PROVIDED RECORDS:
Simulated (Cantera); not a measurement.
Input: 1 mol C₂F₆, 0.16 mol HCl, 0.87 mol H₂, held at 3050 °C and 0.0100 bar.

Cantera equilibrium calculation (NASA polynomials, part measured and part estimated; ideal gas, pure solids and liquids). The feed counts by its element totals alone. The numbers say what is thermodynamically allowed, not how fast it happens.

WORK ORDER:
All of the entries need to be given again, word for word.

RESPONSE:
Simulated (Cantera); not a measurement.
Input: 1 mol C₂F₆, 0.16 mol HCl, 0.87 mol H₂, held at 3050 °C and 0.0100 bar.

Cantera equilibrium calculation (NASA polynomials, part measured and part estimated; ideal gas, pure solids and liquids). The feed counts by its element totals alone. The numbers say what is thermodynamically allowed, not how fast it happens.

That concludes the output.